*** Opening of THE DATA ***
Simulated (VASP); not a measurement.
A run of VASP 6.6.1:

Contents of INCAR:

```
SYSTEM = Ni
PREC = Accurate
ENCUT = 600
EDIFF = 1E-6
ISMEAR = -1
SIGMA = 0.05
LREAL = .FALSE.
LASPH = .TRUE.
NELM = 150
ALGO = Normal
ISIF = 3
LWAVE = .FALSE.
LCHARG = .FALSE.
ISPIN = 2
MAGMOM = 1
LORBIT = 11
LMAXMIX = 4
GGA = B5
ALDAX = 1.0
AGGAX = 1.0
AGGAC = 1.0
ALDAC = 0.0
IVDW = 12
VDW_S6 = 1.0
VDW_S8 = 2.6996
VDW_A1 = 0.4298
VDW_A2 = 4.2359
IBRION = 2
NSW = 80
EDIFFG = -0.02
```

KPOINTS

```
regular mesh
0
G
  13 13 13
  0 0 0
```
*** Close of THE DATA ***

» **REQUIREMENT**:
Reproduce the listing shown above in its entirety, exactly.

» **SOLUTION**:
Simulated (VASP); not a measurement.
A run of VASP 6.6.1:

Contents of INCAR:

```
SYSTEM = Ni
PREC = Accurate
ENCUT = 600
EDIFF = 1E-6
ISMEAR = -1
SIGMA = 0.05
LREAL = .FALSE.
LASPH = .TRUE.
NELM = 150
ALGO = Normal
ISIF = 3
LWAVE = .FALSE.
LCHARG = .FALSE.
ISPIN = 2
MAGMOM = 1
LORBIT = 11
LMAXMIX = 4
GGA = B5
ALDAX = 1.0
AGGAX = 1.0
AGGAC = 1.0
ALDAC = 0.0
IVDW = 12
VDW_S6 = 1.0
VDW_S8 = 2.6996
VDW_A1 = 0.4298
VDW_A2 = 4.2359
IBRION = 2
NSW = 80
EDIFFG = -0.02
```

KPOINTS

```
regular mesh
0
G
  13 13 13
  0 0 0
```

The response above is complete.